─── Data to examine

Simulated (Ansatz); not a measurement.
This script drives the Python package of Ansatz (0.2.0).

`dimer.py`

──────

### [Requirement]
Copy the full listing exactly.

### [Exercise response]
Simulated (Ansatz); not a measurement.
This script drives the Python package of Ansatz (0.2.0).

`dimer.py`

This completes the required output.